> _Dataset records_
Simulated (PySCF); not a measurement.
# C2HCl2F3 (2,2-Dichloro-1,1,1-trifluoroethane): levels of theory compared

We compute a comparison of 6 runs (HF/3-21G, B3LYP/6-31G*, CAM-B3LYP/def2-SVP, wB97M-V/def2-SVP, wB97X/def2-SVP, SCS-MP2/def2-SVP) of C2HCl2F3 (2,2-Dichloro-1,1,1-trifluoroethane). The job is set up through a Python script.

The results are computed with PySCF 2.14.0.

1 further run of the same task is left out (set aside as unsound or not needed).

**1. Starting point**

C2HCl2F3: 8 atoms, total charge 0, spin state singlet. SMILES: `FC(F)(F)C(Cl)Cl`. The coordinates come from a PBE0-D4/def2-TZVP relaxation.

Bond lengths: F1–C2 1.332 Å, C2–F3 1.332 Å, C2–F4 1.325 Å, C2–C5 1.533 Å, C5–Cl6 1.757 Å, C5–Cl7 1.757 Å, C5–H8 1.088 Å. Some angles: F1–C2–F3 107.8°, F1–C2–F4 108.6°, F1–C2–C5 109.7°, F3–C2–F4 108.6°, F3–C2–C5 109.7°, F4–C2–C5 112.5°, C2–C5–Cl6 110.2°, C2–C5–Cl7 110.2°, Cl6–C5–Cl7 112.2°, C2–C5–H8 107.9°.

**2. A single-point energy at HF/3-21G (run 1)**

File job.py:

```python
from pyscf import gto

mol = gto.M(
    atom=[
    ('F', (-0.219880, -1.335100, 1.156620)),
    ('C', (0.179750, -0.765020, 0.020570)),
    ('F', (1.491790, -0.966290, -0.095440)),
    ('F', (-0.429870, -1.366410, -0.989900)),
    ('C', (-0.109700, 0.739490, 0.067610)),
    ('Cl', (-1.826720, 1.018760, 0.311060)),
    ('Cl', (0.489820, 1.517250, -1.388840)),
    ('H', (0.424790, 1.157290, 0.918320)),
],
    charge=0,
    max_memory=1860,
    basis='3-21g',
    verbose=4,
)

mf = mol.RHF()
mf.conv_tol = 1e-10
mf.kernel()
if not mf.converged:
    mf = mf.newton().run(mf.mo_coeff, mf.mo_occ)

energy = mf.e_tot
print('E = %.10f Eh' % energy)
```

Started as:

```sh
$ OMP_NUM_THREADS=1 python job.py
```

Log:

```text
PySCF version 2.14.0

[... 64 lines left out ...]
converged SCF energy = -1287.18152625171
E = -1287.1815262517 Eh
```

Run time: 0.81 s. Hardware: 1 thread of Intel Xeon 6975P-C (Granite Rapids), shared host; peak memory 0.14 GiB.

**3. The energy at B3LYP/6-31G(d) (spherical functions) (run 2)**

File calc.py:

> _Exercise_
Reproduce the lines above, beginning at the line with "The results are computed with PySCF 2.14.0." and stopping after the line with "C2HCl2F3: 8 atoms, total", exactly as they are.

> _Solution_
The results are computed with PySCF 2.14.0.

1 further run of the same task is left out (set aside as unsound or not needed).

**1. Starting point**

C2HCl2F3: 8 atoms, total charge 0, spin state singlet. SMILES: `FC(F)(F)C(Cl)Cl`. The coordinates come from a PBE0-D4/def2-TZVP relaxation.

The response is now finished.